**Activity**:
Output a verbatim copy of the data, cut off after the line that contains "A k mesh can".

Supplied information: Begin
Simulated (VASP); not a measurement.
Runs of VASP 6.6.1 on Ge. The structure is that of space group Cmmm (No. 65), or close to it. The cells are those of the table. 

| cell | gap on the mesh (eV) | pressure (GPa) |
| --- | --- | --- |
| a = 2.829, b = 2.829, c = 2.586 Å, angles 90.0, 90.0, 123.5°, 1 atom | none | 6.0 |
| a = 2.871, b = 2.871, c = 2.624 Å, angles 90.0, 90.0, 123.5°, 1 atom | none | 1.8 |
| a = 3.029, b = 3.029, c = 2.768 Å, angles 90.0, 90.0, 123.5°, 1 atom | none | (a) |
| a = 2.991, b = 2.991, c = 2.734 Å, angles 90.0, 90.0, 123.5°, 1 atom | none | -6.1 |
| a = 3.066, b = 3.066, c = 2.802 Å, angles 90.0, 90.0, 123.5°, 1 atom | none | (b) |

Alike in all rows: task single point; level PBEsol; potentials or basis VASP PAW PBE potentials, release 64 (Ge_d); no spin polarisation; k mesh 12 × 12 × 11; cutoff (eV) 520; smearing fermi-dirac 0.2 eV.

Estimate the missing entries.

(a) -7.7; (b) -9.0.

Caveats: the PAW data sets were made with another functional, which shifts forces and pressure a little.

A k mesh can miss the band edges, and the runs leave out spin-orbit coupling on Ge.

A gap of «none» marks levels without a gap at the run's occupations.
Supplied information: End

**Exercise response**:
Simulated (VASP); not a measurement.
Runs of VASP 6.6.1 on Ge. The structure is that of space group Cmmm (No. 65), or close to it. The cells are those of the table. 

| cell | gap on the mesh (eV) | pressure (GPa) |
| --- | --- | --- |
| a = 2.829, b = 2.829, c = 2.586 Å, angles 90.0, 90.0, 123.5°, 1 atom | none | 6.0 |
| a = 2.871, b = 2.871, c = 2.624 Å, angles 90.0, 90.0, 123.5°, 1 atom | none | 1.8 |
| a = 3.029, b = 3.029, c = 2.768 Å, angles 90.0, 90.0, 123.5°, 1 atom | none | (a) |
| a = 2.991, b = 2.991, c = 2.734 Å, angles 90.0, 90.0, 123.5°, 1 atom | none | -6.1 |
| a = 3.066, b = 3.066, c = 2.802 Å, angles 90.0, 90.0, 123.5°, 1 atom | none | (b) |

Alike in all rows: task single point; level PBEsol; potentials or basis VASP PAW PBE potentials, release 64 (Ge_d); no spin polarisation; k mesh 12 × 12 × 11; cutoff (eV) 520; smearing fermi-dirac 0.2 eV.

Estimate the missing entries.

(a) -7.7; (b) -9.0.

Caveats: the PAW data sets were made with another functional, which shifts forces and pressure a little.

A k mesh can miss the band edges, and the runs leave out spin-orbit coupling on Ge.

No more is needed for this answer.